■ Brief ■
Set down, in full, every record in the block.

━━━ Entries shown

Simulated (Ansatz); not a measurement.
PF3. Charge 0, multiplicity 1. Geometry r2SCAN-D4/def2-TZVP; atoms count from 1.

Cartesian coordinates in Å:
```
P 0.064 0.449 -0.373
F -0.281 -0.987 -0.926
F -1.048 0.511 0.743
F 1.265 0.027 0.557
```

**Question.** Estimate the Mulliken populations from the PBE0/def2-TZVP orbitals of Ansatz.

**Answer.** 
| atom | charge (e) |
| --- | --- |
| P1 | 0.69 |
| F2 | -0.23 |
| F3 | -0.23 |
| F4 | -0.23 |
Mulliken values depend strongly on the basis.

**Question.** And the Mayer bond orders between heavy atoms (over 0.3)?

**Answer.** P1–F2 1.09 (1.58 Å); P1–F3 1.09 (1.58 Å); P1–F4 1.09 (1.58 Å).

━━━━━━

■ Answer box ■
Simulated (Ansatz); not a measurement.
PF3. Charge 0, multiplicity 1. Geometry r2SCAN-D4/def2-TZVP; atoms count from 1.

Cartesian coordinates in Å:
```
P 0.064 0.449 -0.373
F -0.281 -0.987 -0.926
F -1.048 0.511 0.743
F 1.265 0.027 0.557
```

**Question.** Estimate the Mulliken populations from the PBE0/def2-TZVP orbitals of Ansatz.

**Answer.** 
| atom | charge (e) |
| --- | --- |
| P1 | 0.69 |
| F2 | -0.23 |
| F3 | -0.23 |
| F4 | -0.23 |
Mulliken values depend strongly on the basis.

**Question.** And the Mayer bond orders between heavy atoms (over 0.3)?

**Answer.** P1–F2 1.09 (1.58 Å); P1–F3 1.09 (1.58 Å); P1–F4 1.09 (1.58 Å).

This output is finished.